- _ACTION ITEM_:
Send back exactly the lines from the opening line of the records below through the one with "Potentials or basis: Ansatz PAW.".

BEGIN INFORMATION SHOWN

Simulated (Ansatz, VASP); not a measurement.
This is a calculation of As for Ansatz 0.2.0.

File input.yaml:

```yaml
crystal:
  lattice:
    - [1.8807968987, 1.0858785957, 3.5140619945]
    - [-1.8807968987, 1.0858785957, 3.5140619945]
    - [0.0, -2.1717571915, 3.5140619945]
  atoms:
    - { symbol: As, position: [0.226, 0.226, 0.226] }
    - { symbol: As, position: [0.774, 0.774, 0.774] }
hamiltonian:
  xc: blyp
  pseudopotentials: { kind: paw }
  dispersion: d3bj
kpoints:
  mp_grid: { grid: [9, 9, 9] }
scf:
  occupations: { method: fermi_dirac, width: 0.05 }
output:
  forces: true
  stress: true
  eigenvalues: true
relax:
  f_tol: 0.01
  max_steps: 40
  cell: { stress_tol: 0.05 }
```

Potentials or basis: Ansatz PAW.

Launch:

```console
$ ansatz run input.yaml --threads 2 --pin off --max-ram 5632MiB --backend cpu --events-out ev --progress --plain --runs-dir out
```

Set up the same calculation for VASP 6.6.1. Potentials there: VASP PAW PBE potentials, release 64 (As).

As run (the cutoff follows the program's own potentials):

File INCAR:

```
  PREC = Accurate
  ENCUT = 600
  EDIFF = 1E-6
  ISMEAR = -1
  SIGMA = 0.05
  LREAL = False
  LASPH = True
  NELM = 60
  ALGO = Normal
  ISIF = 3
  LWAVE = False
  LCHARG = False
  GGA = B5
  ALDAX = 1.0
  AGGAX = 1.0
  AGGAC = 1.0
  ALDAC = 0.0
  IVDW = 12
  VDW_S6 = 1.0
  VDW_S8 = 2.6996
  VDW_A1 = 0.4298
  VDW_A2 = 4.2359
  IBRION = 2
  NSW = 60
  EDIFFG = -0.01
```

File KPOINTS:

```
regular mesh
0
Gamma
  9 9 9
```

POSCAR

END INFORMATION SHOWN

- _TASK RESPONSE_:
Simulated (Ansatz, VASP); not a measurement.
This is a calculation of As for Ansatz 0.2.0.

File input.yaml:

```yaml
crystal:
  lattice:
    - [1.8807968987, 1.0858785957, 3.5140619945]
    - [-1.8807968987, 1.0858785957, 3.5140619945]
    - [0.0, -2.1717571915, 3.5140619945]
  atoms:
    - { symbol: As, position: [0.226, 0.226, 0.226] }
    - { symbol: As, position: [0.774, 0.774, 0.774] }
hamiltonian:
  xc: blyp
  pseudopotentials: { kind: paw }
  dispersion: d3bj
kpoints:
  mp_grid: { grid: [9, 9, 9] }
scf:
  occupations: { method: fermi_dirac, width: 0.05 }
output:
  forces: true
  stress: true
  eigenvalues: true
relax:
  f_tol: 0.01
  max_steps: 40
  cell: { stress_tol: 0.05 }
```

Potentials or basis: Ansatz PAW.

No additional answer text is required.